==============================

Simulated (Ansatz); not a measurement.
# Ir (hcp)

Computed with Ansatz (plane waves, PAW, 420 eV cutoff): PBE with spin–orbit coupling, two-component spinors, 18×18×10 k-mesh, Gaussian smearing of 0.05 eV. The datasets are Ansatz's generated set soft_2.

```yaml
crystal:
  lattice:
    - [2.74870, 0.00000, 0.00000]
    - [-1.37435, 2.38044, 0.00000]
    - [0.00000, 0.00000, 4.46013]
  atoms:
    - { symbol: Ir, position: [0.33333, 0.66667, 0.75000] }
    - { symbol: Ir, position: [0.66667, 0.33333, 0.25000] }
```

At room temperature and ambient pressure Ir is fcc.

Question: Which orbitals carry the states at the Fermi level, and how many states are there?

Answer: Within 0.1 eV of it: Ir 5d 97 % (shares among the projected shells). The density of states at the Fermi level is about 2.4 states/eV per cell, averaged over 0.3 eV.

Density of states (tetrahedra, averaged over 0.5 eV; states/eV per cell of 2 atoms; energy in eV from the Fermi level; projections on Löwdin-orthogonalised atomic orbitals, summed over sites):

==============================

== EXERCISE ==
Return each line of the data exactly as written above.

== ANSWER SPACE ==
Simulated (Ansatz); not a measurement.
# Ir (hcp)

Computed with Ansatz (plane waves, PAW, 420 eV cutoff): PBE with spin–orbit coupling, two-component spinors, 18×18×10 k-mesh, Gaussian smearing of 0.05 eV. The datasets are Ansatz's generated set soft_2.

```yaml
crystal:
  lattice:
    - [2.74870, 0.00000, 0.00000]
    - [-1.37435, 2.38044, 0.00000]
    - [0.00000, 0.00000, 4.46013]
  atoms:
    - { symbol: Ir, position: [0.33333, 0.66667, 0.75000] }
    - { symbol: Ir, position: [0.66667, 0.33333, 0.25000] }
```

At room temperature and ambient pressure Ir is fcc.

Question: Which orbitals carry the states at the Fermi level, and how many states are there?

Answer: Within 0.1 eV of it: Ir 5d 97 % (shares among the projected shells). The density of states at the Fermi level is about 2.4 states/eV per cell, averaged over 0.3 eV.

Density of states (tetrahedra, averaged over 0.5 eV; states/eV per cell of 2 atoms; energy in eV from the Fermi level; projections on Löwdin-orthogonalised atomic orbitals, summed over sites):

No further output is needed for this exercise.